------
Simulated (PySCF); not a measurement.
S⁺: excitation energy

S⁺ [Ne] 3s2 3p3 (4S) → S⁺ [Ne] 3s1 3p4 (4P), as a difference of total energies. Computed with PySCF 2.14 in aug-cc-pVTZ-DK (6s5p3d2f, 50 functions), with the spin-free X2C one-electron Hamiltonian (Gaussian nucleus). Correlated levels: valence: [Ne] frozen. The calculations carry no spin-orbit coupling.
------

**TASK ITEM**
Please set down all of the data above again, matching it exactly.

**YOUR SOLUTION**
Simulated (PySCF); not a measurement.
S⁺: excitation energy

S⁺ [Ne] 3s2 3p3 (4S) → S⁺ [Ne] 3s1 3p4 (4P), as a difference of total energies. Computed with PySCF 2.14 in aug-cc-pVTZ-DK (6s5p3d2f, 50 functions), with the spin-free X2C one-electron Hamiltonian (Gaussian nucleus). Correlated levels: valence: [Ne] frozen. The calculations carry no spin-orbit coupling.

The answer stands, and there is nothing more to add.